▸ TASK ITEM: Look through the records below for the line with "Potentials or basis: VASP" and the line with "A: 2.6 GPa.", then return those lines and all lines between, exactly.

___

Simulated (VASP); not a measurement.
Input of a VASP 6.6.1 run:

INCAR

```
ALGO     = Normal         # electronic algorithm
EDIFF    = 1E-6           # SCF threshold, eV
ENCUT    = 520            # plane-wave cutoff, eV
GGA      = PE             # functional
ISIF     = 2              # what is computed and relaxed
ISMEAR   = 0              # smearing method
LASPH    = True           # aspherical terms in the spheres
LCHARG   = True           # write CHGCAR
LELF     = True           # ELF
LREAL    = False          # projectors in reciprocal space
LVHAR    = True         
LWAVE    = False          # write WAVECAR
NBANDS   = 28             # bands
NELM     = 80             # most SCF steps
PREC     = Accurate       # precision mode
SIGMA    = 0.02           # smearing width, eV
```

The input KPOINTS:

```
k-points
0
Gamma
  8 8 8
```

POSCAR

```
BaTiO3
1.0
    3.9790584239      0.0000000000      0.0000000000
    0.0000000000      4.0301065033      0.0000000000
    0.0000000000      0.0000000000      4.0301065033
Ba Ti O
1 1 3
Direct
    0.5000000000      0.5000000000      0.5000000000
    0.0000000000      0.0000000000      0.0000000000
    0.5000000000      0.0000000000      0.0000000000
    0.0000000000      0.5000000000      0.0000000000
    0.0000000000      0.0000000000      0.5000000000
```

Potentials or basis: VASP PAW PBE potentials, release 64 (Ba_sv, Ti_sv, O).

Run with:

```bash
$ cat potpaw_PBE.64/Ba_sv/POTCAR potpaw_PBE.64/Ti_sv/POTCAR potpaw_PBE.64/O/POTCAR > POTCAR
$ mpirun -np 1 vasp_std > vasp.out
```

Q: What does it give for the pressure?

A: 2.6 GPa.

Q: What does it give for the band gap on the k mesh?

___

▸ ANSWER BOX:
Potentials or basis: VASP PAW PBE potentials, release 64 (Ba_sv, Ti_sv, O).

Run with:

```bash
$ cat potpaw_PBE.64/Ba_sv/POTCAR potpaw_PBE.64/Ti_sv/POTCAR potpaw_PBE.64/O/POTCAR > POTCAR
$ mpirun -np 1 vasp_std > vasp.out
```

Q: What does it give for the pressure?

A: 2.6 GPa.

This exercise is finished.